## Task item
Through the line that contains "-0.97 | +0.707 |", return the data below exactly, starting at its first line; leave the rest out.

※

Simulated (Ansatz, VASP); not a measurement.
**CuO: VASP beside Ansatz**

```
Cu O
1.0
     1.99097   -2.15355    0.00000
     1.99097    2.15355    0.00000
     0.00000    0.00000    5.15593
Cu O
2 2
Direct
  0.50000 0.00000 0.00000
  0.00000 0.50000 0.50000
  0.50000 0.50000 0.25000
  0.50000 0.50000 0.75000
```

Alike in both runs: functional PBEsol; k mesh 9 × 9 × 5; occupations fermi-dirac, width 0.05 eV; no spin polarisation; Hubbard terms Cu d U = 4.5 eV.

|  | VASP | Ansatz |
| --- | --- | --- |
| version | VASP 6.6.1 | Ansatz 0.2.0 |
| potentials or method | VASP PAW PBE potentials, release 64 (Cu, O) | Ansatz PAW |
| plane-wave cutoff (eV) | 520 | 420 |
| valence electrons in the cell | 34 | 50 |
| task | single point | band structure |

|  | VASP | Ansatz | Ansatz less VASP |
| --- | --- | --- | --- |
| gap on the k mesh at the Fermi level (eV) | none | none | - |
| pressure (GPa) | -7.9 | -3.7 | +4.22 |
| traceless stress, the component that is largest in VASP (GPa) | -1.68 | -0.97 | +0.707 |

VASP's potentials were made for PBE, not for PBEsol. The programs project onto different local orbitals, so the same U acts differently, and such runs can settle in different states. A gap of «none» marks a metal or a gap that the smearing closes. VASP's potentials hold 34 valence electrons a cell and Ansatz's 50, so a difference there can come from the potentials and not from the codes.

※

## Exercise response
Simulated (Ansatz, VASP); not a measurement.
**CuO: VASP beside Ansatz**

```
Cu O
1.0
     1.99097   -2.15355    0.00000
     1.99097    2.15355    0.00000
     0.00000    0.00000    5.15593
Cu O
2 2
Direct
  0.50000 0.00000 0.00000
  0.00000 0.50000 0.50000
  0.50000 0.50000 0.25000
  0.50000 0.50000 0.75000
```

Alike in both runs: functional PBEsol; k mesh 9 × 9 × 5; occupations fermi-dirac, width 0.05 eV; no spin polarisation; Hubbard terms Cu d U = 4.5 eV.

|  | VASP | Ansatz |
| --- | --- | --- |
| version | VASP 6.6.1 | Ansatz 0.2.0 |
| potentials or method | VASP PAW PBE potentials, release 64 (Cu, O) | Ansatz PAW |
| plane-wave cutoff (eV) | 520 | 420 |
| valence electrons in the cell | 34 | 50 |
| task | single point | band structure |

|  | VASP | Ansatz | Ansatz less VASP |
| --- | --- | --- | --- |
| gap on the k mesh at the Fermi level (eV) | none | none | - |
| pressure (GPa) | -7.9 | -3.7 | +4.22 |
| traceless stress, the component that is largest in VASP (GPa) | -1.68 | -0.97 | +0.707 |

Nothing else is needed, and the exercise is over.